Set down exactly, from the records below, the line with "Alike in both" through the line with "Ansatz ran all-electron", and nothing else.

★ ★ ★ ★ ★ ★ ★

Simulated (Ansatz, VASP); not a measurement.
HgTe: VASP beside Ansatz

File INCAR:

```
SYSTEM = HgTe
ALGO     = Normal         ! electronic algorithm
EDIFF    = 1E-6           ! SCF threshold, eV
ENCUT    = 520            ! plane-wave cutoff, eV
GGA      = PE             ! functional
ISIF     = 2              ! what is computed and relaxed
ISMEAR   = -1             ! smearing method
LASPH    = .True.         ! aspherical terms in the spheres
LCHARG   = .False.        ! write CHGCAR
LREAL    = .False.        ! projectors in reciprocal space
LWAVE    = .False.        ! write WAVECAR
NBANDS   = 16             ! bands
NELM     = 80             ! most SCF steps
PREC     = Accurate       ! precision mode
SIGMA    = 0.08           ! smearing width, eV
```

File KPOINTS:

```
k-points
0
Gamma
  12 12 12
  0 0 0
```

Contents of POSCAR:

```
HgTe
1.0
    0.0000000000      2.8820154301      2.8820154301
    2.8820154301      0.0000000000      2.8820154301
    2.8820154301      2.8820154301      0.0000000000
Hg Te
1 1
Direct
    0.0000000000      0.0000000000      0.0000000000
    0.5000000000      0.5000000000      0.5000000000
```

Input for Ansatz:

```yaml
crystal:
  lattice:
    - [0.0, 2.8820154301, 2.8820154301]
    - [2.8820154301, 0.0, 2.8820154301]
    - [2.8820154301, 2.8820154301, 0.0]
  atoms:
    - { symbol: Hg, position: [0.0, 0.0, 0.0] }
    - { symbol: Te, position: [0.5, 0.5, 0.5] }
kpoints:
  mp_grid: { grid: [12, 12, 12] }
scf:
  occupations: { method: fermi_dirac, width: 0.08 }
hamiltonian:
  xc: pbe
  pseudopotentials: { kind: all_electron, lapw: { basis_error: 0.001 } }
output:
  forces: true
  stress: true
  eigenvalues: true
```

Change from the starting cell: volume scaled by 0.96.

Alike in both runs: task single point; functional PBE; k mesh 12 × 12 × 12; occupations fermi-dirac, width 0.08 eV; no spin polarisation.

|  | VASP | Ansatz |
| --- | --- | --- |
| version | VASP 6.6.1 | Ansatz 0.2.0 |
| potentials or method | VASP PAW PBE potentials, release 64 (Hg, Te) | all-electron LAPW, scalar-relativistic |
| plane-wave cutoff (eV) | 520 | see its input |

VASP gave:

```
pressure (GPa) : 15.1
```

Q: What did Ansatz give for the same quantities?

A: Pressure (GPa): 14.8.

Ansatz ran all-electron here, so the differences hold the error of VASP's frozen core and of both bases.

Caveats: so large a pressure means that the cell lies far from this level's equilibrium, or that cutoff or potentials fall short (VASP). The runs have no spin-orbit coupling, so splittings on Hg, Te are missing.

★ ★ ★ ★ ★ ★ ★

**REPLY**
Alike in both runs: task single point; functional PBE; k mesh 12 × 12 × 12; occupations fermi-dirac, width 0.08 eV; no spin polarisation.

|  | VASP | Ansatz |
| --- | --- | --- |
| version | VASP 6.6.1 | Ansatz 0.2.0 |
| potentials or method | VASP PAW PBE potentials, release 64 (Hg, Te) | all-electron LAPW, scalar-relativistic |
| plane-wave cutoff (eV) | 520 | see its input |

VASP gave:

```
pressure (GPa) : 15.1
```

Q: What did Ansatz give for the same quantities?

A: Pressure (GPa): 14.8.

Ansatz ran all-electron here, so the differences hold the error of VASP's frozen core and of both bases.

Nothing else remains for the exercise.